WORK REQUEST: Please output, without any change, the lines of the material below from the very first through the one with "Born–Oppenheimer molecular dynamics".

DATA EXTRACT:
>>>>

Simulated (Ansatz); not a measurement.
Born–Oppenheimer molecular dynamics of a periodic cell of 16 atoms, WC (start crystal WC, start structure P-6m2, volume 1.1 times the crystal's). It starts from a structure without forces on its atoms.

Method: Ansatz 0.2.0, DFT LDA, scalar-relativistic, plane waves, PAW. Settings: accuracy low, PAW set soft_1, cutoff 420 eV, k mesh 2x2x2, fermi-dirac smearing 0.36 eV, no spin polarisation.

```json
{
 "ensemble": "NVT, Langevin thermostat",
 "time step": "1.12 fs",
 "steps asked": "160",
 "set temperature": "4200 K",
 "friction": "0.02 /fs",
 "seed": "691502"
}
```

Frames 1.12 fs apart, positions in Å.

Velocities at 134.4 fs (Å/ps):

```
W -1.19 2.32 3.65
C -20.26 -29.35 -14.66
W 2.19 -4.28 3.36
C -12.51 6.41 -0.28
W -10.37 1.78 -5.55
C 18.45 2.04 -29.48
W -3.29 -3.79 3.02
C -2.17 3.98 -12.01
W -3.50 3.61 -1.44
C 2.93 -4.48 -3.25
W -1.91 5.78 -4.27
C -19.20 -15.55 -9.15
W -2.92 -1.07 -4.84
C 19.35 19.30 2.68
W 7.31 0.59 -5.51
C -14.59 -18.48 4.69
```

<<<<

WRITTEN RESPONSE:
Simulated (Ansatz); not a measurement.
Born–Oppenheimer molecular dynamics of a periodic cell of 16 atoms, WC (start crystal WC, start structure P-6m2, volume 1.1 times the crystal's). It starts from a structure without forces on its atoms.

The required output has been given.